** Material shown **
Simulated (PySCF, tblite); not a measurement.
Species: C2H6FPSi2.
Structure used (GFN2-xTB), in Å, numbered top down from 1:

** Action item **
For this exercise, output the entries above exactly as written.

** Worked solution **
Simulated (PySCF, tblite); not a measurement.
Species: C2H6FPSi2.
Structure used (GFN2-xTB), in Å, numbered top down from 1:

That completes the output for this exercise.